Copy out each record below, exactly as given.

::::
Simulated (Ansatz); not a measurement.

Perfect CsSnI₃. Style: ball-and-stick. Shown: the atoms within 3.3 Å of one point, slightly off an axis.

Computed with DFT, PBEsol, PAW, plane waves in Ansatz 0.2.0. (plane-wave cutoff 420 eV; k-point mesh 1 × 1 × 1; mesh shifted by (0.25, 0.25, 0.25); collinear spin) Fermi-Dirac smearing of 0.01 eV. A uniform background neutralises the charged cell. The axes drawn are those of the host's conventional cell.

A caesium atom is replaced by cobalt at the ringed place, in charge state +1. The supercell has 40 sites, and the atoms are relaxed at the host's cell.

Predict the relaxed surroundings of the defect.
::::

Your solution →
Simulated (Ansatz); not a measurement.

Perfect CsSnI₃. Style: ball-and-stick. Shown: the atoms within 3.3 Å of one point, slightly off an axis.

Computed with DFT, PBEsol, PAW, plane waves in Ansatz 0.2.0. (plane-wave cutoff 420 eV; k-point mesh 1 × 1 × 1; mesh shifted by (0.25, 0.25, 0.25); collinear spin) Fermi-Dirac smearing of 0.01 eV. A uniform background neutralises the charged cell. The axes drawn are those of the host's conventional cell.

A caesium atom is replaced by cobalt at the ringed place, in charge state +1. The supercell has 40 sites, and the atoms are relaxed at the host's cell.

Predict the relaxed surroundings of the defect.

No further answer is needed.